Recorded information:
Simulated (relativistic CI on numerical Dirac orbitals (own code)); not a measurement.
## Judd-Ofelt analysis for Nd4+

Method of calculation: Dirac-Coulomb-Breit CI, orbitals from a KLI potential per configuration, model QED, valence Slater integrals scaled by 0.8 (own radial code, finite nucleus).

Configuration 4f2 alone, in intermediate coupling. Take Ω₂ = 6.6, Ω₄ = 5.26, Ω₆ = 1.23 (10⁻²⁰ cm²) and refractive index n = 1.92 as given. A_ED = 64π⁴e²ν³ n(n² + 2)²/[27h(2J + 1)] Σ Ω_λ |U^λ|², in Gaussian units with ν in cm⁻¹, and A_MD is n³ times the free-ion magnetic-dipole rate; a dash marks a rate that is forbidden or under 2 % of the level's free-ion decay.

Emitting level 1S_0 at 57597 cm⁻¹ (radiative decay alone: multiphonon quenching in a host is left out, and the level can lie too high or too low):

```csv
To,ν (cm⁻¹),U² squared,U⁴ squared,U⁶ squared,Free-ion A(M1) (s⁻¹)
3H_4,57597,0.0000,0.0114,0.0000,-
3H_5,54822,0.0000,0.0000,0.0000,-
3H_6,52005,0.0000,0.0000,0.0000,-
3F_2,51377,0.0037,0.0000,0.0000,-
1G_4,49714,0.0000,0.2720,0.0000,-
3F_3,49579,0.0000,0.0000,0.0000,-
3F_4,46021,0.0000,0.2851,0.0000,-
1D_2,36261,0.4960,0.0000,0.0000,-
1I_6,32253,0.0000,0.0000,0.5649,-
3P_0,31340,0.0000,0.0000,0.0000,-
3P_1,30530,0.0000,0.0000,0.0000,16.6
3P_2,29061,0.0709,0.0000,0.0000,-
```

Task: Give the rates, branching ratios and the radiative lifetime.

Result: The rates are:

Work instruction: All lines from the opening of the material through the line that contains "Method of calculation: Dirac-Coulomb-Breit" are to be printed exactly, with no others.

Worked solution:
Simulated (relativistic CI on numerical Dirac orbitals (own code)); not a measurement.
## Judd-Ofelt analysis for Nd4+

Method of calculation: Dirac-Coulomb-Breit CI, orbitals from a KLI potential per configuration, model QED, valence Slater integrals scaled by 0.8 (own radial code, finite nucleus).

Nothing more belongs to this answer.